*** Opening of Extracted data ***
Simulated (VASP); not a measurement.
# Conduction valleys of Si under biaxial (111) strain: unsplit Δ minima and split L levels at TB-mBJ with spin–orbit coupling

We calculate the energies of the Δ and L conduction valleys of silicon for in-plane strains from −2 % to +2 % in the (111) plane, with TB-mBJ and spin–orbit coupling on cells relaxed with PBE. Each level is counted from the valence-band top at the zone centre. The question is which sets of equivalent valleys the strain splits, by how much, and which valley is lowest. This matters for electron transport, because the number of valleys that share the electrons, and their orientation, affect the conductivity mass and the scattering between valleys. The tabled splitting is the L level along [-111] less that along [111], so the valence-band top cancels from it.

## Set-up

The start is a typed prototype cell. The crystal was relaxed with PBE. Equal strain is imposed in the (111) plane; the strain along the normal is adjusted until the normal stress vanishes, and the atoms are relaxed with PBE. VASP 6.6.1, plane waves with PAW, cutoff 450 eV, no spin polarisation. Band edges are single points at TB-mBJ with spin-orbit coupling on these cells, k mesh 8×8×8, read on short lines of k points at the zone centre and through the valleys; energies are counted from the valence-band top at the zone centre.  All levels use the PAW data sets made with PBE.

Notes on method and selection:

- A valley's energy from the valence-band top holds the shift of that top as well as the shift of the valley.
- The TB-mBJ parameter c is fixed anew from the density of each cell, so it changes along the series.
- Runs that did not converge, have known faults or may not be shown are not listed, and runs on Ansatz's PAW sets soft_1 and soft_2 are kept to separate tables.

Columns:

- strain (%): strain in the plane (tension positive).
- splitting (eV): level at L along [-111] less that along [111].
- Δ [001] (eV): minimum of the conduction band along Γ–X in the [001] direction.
*** Close of Extracted data ***

One stretch of the lines above is wanted, from the line that contains "The start is" through the line that contains "- splitting (eV): level". Output it exactly.

:: Your solution ::
The start is a typed prototype cell. The crystal was relaxed with PBE. Equal strain is imposed in the (111) plane; the strain along the normal is adjusted until the normal stress vanishes, and the atoms are relaxed with PBE. VASP 6.6.1, plane waves with PAW, cutoff 450 eV, no spin polarisation. Band edges are single points at TB-mBJ with spin-orbit coupling on these cells, k mesh 8×8×8, read on short lines of k points at the zone centre and through the valleys; energies are counted from the valence-band top at the zone centre.  All levels use the PAW data sets made with PBE.

Notes on method and selection:

- A valley's energy from the valence-band top holds the shift of that top as well as the shift of the valley.
- The TB-mBJ parameter c is fixed anew from the density of each cell, so it changes along the series.
- Runs that did not converge, have known faults or may not be shown are not listed, and runs on Ansatz's PAW sets soft_1 and soft_2 are kept to separate tables.

Columns:

- strain (%): strain in the plane (tension positive).
- splitting (eV): level at L along [-111] less that along [111].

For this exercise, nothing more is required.